**Required action**
Without changing a single word, restate the entries below.

**Data extract**
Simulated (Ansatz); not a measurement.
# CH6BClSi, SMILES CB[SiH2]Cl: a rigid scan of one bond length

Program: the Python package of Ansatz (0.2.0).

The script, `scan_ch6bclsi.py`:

**Written answer**
Simulated (Ansatz); not a measurement.
# CH6BClSi, SMILES CB[SiH2]Cl: a rigid scan of one bond length

Program: the Python package of Ansatz (0.2.0).

The script, `scan_ch6bclsi.py`:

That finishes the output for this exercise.